• Information provided
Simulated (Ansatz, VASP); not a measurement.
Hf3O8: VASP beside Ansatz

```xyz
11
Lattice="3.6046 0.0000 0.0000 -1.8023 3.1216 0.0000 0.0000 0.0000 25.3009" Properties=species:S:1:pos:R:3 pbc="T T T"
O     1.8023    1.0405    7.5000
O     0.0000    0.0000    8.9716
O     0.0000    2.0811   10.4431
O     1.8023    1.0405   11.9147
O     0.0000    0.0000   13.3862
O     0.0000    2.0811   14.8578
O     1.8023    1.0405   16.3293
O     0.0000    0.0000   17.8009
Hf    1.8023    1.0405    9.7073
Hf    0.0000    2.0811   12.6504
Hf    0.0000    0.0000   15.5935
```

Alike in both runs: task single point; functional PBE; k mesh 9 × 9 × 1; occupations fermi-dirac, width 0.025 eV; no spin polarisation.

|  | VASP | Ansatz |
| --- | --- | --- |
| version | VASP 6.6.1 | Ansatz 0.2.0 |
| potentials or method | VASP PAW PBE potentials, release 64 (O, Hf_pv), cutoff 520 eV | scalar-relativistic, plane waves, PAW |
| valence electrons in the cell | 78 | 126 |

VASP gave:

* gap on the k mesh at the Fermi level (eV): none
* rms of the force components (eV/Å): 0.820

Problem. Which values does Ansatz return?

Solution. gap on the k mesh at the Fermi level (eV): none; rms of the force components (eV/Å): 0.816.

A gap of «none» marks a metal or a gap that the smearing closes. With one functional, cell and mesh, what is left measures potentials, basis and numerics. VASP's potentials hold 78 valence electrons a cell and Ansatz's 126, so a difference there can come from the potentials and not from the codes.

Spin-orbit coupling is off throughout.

• Exercise
Among the entries above, locate the lines containing "Ansatz 0.2.0 |" and "Solution. gap on", and transcribe exactly those two lines and all lines between.

• Written solution
| version | VASP 6.6.1 | Ansatz 0.2.0 |
| potentials or method | VASP PAW PBE potentials, release 64 (O, Hf_pv), cutoff 520 eV | scalar-relativistic, plane waves, PAW |
| valence electrons in the cell | 78 | 126 |

VASP gave:

* gap on the k mesh at the Fermi level (eV): none
* rms of the force components (eV/Å): 0.820

Problem. Which values does Ansatz return?

Solution. gap on the k mesh at the Fermi level (eV): none; rms of the force components (eV/Å): 0.816.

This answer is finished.